# The data
[Start of Attachment]

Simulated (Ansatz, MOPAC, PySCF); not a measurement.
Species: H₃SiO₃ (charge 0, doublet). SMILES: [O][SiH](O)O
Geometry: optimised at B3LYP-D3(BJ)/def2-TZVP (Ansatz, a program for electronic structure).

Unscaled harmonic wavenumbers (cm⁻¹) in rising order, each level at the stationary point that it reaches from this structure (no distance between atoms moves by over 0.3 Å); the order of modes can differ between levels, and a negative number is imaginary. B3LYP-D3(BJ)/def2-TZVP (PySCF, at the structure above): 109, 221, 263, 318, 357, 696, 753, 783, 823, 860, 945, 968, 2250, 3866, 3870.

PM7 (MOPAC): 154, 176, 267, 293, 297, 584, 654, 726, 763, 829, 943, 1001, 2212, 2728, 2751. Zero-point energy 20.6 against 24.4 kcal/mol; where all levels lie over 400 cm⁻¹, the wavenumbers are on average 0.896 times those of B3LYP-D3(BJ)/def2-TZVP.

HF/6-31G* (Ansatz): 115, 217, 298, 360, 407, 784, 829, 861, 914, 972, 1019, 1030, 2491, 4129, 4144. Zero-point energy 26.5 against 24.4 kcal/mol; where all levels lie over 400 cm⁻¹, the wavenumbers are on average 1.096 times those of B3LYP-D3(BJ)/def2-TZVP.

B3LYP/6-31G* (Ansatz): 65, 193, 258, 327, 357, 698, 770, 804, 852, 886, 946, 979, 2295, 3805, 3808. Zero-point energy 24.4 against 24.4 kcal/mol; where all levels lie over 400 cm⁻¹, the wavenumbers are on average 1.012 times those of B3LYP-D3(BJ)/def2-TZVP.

[End of Attachment]

# Work request
The whole listing above, restated word for word, is the required answer.

# Problem solution
Simulated (Ansatz, MOPAC, PySCF); not a measurement.
Species: H₃SiO₃ (charge 0, doublet). SMILES: [O][SiH](O)O
Geometry: optimised at B3LYP-D3(BJ)/def2-TZVP (Ansatz, a program for electronic structure).

Unscaled harmonic wavenumbers (cm⁻¹) in rising order, each level at the stationary point that it reaches from this structure (no distance between atoms moves by over 0.3 Å); the order of modes can differ between levels, and a negative number is imaginary. B3LYP-D3(BJ)/def2-TZVP (PySCF, at the structure above): 109, 221, 263, 318, 357, 696, 753, 783, 823, 860, 945, 968, 2250, 3866, 3870.

PM7 (MOPAC): 154, 176, 267, 293, 297, 584, 654, 726, 763, 829, 943, 1001, 2212, 2728, 2751. Zero-point energy 20.6 against 24.4 kcal/mol; where all levels lie over 400 cm⁻¹, the wavenumbers are on average 0.896 times those of B3LYP-D3(BJ)/def2-TZVP.

HF/6-31G* (Ansatz): 115, 217, 298, 360, 407, 784, 829, 861, 914, 972, 1019, 1030, 2491, 4129, 4144. Zero-point energy 26.5 against 24.4 kcal/mol; where all levels lie over 400 cm⁻¹, the wavenumbers are on average 1.096 times those of B3LYP-D3(BJ)/def2-TZVP.

B3LYP/6-31G* (Ansatz): 65, 193, 258, 327, 357, 698, 770, 804, 852, 886, 946, 979, 2295, 3805, 3808. Zero-point energy 24.4 against 24.4 kcal/mol; where all levels lie over 400 cm⁻¹, the wavenumbers are on average 1.012 times those of B3LYP-D3(BJ)/def2-TZVP.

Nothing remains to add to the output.